# WORK ORDER
In the listing that follows, locate the line containing "Fit these four" and the line containing "A cubic in V^(−2/3), the". Retype exactly those two lines and every line between them, and nothing more.

╭─ INFORMATION

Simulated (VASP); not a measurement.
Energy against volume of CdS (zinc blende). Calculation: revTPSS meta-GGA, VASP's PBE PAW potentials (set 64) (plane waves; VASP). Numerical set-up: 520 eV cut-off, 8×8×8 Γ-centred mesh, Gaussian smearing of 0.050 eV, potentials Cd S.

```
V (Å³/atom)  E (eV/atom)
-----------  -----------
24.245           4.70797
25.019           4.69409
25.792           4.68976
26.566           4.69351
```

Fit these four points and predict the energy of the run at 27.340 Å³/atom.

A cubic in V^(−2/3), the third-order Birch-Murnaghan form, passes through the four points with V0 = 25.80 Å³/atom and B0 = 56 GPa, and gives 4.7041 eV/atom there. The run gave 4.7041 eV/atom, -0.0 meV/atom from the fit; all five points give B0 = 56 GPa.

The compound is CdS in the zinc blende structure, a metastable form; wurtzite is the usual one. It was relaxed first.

╰─

# RESPONSE BOX
Fit these four points and predict the energy of the run at 27.340 Å³/atom.

A cubic in V^(−2/3), the third-order Birch-Murnaghan form, passes through the four points with V0 = 25.80 Å³/atom and B0 = 56 GPa, and gives 4.7041 eV/atom there. The run gave 4.7041 eV/atom, -0.0 meV/atom from the fit; all five points give B0 = 56 GPa.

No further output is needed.